Input data.
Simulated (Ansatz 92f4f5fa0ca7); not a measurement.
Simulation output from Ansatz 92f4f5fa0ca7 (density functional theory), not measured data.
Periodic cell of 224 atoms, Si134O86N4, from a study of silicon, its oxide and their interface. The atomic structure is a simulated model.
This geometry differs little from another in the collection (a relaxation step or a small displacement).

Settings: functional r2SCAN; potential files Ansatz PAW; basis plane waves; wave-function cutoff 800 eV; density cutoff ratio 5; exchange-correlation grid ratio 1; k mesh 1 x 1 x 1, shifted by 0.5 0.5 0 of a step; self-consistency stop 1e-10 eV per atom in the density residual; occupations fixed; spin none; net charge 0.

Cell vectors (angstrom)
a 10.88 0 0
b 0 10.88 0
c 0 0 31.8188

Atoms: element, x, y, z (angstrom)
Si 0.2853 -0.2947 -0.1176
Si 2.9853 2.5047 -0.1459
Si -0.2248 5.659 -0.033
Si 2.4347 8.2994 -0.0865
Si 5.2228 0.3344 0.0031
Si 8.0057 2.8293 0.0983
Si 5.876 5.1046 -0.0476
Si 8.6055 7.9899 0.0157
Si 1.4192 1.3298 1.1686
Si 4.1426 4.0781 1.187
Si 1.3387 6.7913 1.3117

Work order. Exactly as they stand above, retype all of the records.

Problem solution.
Simulated (Ansatz 92f4f5fa0ca7); not a measurement.
Simulation output from Ansatz 92f4f5fa0ca7 (density functional theory), not measured data.
Periodic cell of 224 atoms, Si134O86N4, from a study of silicon, its oxide and their interface. The atomic structure is a simulated model.
This geometry differs little from another in the collection (a relaxation step or a small displacement).

Settings: functional r2SCAN; potential files Ansatz PAW; basis plane waves; wave-function cutoff 800 eV; density cutoff ratio 5; exchange-correlation grid ratio 1; k mesh 1 x 1 x 1, shifted by 0.5 0.5 0 of a step; self-consistency stop 1e-10 eV per atom in the density residual; occupations fixed; spin none; net charge 0.

Cell vectors (angstrom)
a 10.88 0 0
b 0 10.88 0
c 0 0 31.8188

Atoms: element, x, y, z (angstrom)
Si 0.2853 -0.2947 -0.1176
Si 2.9853 2.5047 -0.1459
Si -0.2248 5.659 -0.033
Si 2.4347 8.2994 -0.0865
Si 5.2228 0.3344 0.0031
Si 8.0057 2.8293 0.0983
Si 5.876 5.1046 -0.0476
Si 8.6055 7.9899 0.0157
Si 1.4192 1.3298 1.1686
Si 4.1426 4.0781 1.187
Si 1.3387 6.7913 1.3117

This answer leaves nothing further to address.